#### [Provided information]
- - -

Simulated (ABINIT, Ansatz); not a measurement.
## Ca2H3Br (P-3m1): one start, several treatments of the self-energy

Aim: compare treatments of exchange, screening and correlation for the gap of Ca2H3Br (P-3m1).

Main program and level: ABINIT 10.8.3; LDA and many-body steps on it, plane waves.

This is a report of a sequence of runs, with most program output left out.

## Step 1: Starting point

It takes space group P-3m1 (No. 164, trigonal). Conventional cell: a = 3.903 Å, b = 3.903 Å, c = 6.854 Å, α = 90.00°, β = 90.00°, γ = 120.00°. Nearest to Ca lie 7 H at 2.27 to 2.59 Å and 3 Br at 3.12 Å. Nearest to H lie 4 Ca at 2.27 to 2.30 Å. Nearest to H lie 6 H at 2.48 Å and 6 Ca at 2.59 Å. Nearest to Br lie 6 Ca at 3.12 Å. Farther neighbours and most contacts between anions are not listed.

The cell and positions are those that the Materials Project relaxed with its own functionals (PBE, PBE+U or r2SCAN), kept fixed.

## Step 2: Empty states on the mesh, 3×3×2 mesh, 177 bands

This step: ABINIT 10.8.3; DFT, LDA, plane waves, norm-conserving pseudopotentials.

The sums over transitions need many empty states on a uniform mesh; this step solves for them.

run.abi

- - -

Only the lines from the first line of the material above through the line that contains "## Step 1: Starting point" should be quoted, each one exactly.

Simulated (ABINIT, Ansatz); not a measurement.
## Ca2H3Br (P-3m1): one start, several treatments of the self-energy

Aim: compare treatments of exchange, screening and correlation for the gap of Ca2H3Br (P-3m1).

Main program and level: ABINIT 10.8.3; LDA and many-body steps on it, plane waves.

This is a report of a sequence of runs, with most program output left out.

## Step 1: Starting point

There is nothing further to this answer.